> _Work task_:
Within the records below is a range that opens at the line with "Frames of a" and closes at the line with "All numbers below". Return that range word for word, both ends included, and only that range.

□ □ □ □
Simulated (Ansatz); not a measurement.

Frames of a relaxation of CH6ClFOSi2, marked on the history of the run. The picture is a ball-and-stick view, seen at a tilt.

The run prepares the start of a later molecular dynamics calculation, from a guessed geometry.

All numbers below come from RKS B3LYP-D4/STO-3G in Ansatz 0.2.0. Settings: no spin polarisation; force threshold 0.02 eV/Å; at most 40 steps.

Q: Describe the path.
□ □ □ □

> _Task solution_:
Frames of a relaxation of CH6ClFOSi2, marked on the history of the run. The picture is a ball-and-stick view, seen at a tilt.

The run prepares the start of a later molecular dynamics calculation, from a guessed geometry.

All numbers below come from RKS B3LYP-D4/STO-3G in Ansatz 0.2.0. Settings: no spin polarisation; force threshold 0.02 eV/Å; at most 40 steps.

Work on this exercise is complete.